▶ **Exercise**: Nothing in the listing may be skipped; repeat it all exactly.

──────────

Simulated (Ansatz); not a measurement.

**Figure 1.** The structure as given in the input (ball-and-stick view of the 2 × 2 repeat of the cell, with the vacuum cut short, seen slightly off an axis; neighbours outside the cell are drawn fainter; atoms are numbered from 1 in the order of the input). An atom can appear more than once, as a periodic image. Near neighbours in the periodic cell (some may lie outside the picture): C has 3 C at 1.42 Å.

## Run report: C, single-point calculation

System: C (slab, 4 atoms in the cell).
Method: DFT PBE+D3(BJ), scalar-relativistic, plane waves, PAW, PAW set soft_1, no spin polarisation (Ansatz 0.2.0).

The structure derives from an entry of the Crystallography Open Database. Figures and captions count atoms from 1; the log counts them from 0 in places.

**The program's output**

──────────

▶ **Expected answer**:
Simulated (Ansatz); not a measurement.

**Figure 1.** The structure as given in the input (ball-and-stick view of the 2 × 2 repeat of the cell, with the vacuum cut short, seen slightly off an axis; neighbours outside the cell are drawn fainter; atoms are numbered from 1 in the order of the input). An atom can appear more than once, as a periodic image. Near neighbours in the periodic cell (some may lie outside the picture): C has 3 C at 1.42 Å.

## Run report: C, single-point calculation

System: C (slab, 4 atoms in the cell).
Method: DFT PBE+D3(BJ), scalar-relativistic, plane waves, PAW, PAW set soft_1, no spin polarisation (Ansatz 0.2.0).

The structure derives from an entry of the Crystallography Open Database. Figures and captions count atoms from 1; the log counts them from 0 in places.

**The program's output**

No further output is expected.